* WORK ORDER *
Starting at the top of the entries below, set down every line exactly, please, until you reach the line with "none | -5.3 |", which is included too.

* ENTRIES SUPPLIED *
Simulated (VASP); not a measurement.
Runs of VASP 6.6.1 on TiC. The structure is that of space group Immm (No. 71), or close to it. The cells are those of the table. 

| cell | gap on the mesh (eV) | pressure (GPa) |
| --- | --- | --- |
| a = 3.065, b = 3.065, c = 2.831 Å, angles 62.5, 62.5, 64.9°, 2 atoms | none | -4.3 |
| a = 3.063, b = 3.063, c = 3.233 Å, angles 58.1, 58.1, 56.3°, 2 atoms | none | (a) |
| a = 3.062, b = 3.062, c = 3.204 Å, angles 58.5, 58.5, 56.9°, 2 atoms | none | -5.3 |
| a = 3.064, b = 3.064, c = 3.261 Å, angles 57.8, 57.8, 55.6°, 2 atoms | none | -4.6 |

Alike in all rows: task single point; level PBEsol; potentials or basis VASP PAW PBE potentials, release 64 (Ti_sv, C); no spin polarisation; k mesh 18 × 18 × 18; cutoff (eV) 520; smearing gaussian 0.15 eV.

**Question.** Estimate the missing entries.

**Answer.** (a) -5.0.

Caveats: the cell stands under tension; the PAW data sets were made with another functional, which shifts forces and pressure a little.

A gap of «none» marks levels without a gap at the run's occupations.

* RESPONSE *
Simulated (VASP); not a measurement.
Runs of VASP 6.6.1 on TiC. The structure is that of space group Immm (No. 71), or close to it. The cells are those of the table. 

| cell | gap on the mesh (eV) | pressure (GPa) |
| --- | --- | --- |
| a = 3.065, b = 3.065, c = 2.831 Å, angles 62.5, 62.5, 64.9°, 2 atoms | none | -4.3 |
| a = 3.063, b = 3.063, c = 3.233 Å, angles 58.1, 58.1, 56.3°, 2 atoms | none | (a) |
| a = 3.062, b = 3.062, c = 3.204 Å, angles 58.5, 58.5, 56.9°, 2 atoms | none | -5.3 |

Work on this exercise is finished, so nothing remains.